_Task item:_ Print the data exactly as it is given, please.

_Information supplied:_
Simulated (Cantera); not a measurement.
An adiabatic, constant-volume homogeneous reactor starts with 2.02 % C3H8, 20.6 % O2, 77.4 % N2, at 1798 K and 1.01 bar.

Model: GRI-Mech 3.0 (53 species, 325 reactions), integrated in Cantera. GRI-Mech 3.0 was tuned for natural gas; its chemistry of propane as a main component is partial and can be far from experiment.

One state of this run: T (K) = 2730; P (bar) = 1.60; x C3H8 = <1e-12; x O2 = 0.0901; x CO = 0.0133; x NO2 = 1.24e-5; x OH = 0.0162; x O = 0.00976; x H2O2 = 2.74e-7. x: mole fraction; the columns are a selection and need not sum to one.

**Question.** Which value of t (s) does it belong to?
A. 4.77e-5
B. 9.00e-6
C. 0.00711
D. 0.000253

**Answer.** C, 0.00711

_Written answer:_
Simulated (Cantera); not a measurement.
An adiabatic, constant-volume homogeneous reactor starts with 2.02 % C3H8, 20.6 % O2, 77.4 % N2, at 1798 K and 1.01 bar.

Model: GRI-Mech 3.0 (53 species, 325 reactions), integrated in Cantera. GRI-Mech 3.0 was tuned for natural gas; its chemistry of propane as a main component is partial and can be far from experiment.

One state of this run: T (K) = 2730; P (bar) = 1.60; x C3H8 = <1e-12; x O2 = 0.0901; x CO = 0.0133; x NO2 = 1.24e-5; x OH = 0.0162; x O = 0.00976; x H2O2 = 2.74e-7. x: mole fraction; the columns are a selection and need not sum to one.

**Question.** Which value of t (s) does it belong to?
A. 4.77e-5
B. 9.00e-6
C. 0.00711
D. 0.000253

**Answer.** C, 0.00711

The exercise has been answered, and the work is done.